Data provided
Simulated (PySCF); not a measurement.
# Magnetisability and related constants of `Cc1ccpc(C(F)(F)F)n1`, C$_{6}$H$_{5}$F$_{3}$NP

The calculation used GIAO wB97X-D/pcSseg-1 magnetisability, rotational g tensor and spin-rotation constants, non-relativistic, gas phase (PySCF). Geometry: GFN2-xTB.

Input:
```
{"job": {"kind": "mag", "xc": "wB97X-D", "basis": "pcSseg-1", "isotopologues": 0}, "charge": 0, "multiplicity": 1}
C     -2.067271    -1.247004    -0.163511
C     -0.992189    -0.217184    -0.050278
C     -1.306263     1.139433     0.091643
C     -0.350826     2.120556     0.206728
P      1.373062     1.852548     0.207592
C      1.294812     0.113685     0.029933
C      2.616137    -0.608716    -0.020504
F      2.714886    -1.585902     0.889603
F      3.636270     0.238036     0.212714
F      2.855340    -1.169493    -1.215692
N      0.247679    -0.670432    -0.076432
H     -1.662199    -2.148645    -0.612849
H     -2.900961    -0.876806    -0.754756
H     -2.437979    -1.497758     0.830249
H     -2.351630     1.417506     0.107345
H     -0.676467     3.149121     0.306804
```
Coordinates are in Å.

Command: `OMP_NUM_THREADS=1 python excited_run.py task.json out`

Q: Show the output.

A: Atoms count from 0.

Work request
With nothing left out, output the whole listing exactly.

Task solution
Simulated (PySCF); not a measurement.
# Magnetisability and related constants of `Cc1ccpc(C(F)(F)F)n1`, C$_{6}$H$_{5}$F$_{3}$NP

The calculation used GIAO wB97X-D/pcSseg-1 magnetisability, rotational g tensor and spin-rotation constants, non-relativistic, gas phase (PySCF). Geometry: GFN2-xTB.

Input:
```
{"job": {"kind": "mag", "xc": "wB97X-D", "basis": "pcSseg-1", "isotopologues": 0}, "charge": 0, "multiplicity": 1}
C     -2.067271    -1.247004    -0.163511
C     -0.992189    -0.217184    -0.050278
C     -1.306263     1.139433     0.091643
C     -0.350826     2.120556     0.206728
P      1.373062     1.852548     0.207592
C      1.294812     0.113685     0.029933
C      2.616137    -0.608716    -0.020504
F      2.714886    -1.585902     0.889603
F      3.636270     0.238036     0.212714
F      2.855340    -1.169493    -1.215692
N      0.247679    -0.670432    -0.076432
H     -1.662199    -2.148645    -0.612849
H     -2.900961    -0.876806    -0.754756
H     -2.437979    -1.497758     0.830249
H     -2.351630     1.417506     0.107345
H     -0.676467     3.149121     0.306804
```
Coordinates are in Å.

Command: `OMP_NUM_THREADS=1 python excited_run.py task.json out`

Q: Show the output.

A: Atoms count from 0.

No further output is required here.